= = = =

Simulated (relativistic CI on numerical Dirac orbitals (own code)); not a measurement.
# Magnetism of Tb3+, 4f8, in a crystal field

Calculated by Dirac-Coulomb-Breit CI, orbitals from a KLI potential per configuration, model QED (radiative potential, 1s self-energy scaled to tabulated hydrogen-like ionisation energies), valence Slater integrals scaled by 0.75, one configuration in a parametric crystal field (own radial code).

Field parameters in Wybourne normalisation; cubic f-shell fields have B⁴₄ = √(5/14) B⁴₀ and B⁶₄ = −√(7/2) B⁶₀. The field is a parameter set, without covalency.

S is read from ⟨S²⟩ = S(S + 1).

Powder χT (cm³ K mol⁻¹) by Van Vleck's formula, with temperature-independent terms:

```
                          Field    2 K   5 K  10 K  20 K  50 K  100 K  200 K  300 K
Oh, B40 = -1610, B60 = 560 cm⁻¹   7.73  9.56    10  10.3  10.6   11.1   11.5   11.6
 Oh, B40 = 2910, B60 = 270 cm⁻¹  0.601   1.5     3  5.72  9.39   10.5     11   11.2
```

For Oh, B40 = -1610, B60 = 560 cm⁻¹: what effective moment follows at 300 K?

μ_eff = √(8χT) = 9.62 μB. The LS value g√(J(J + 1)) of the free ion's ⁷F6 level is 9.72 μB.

= = = =

> _Action item_:
Hand back the whole listing, exactly as it is.

> _Worked solution_:
Simulated (relativistic CI on numerical Dirac orbitals (own code)); not a measurement.
# Magnetism of Tb3+, 4f8, in a crystal field

Calculated by Dirac-Coulomb-Breit CI, orbitals from a KLI potential per configuration, model QED (radiative potential, 1s self-energy scaled to tabulated hydrogen-like ionisation energies), valence Slater integrals scaled by 0.75, one configuration in a parametric crystal field (own radial code).

Field parameters in Wybourne normalisation; cubic f-shell fields have B⁴₄ = √(5/14) B⁴₀ and B⁶₄ = −√(7/2) B⁶₀. The field is a parameter set, without covalency.

S is read from ⟨S²⟩ = S(S + 1).

Powder χT (cm³ K mol⁻¹) by Van Vleck's formula, with temperature-independent terms:

```
                          Field    2 K   5 K  10 K  20 K  50 K  100 K  200 K  300 K
Oh, B40 = -1610, B60 = 560 cm⁻¹   7.73  9.56    10  10.3  10.6   11.1   11.5   11.6
 Oh, B40 = 2910, B60 = 270 cm⁻¹  0.601   1.5     3  5.72  9.39   10.5     11   11.2
```

For Oh, B40 = -1610, B60 = 560 cm⁻¹: what effective moment follows at 300 K?

μ_eff = √(8χT) = 9.62 μB. The LS value g√(J(J + 1)) of the free ion's ⁷F6 level is 9.72 μB.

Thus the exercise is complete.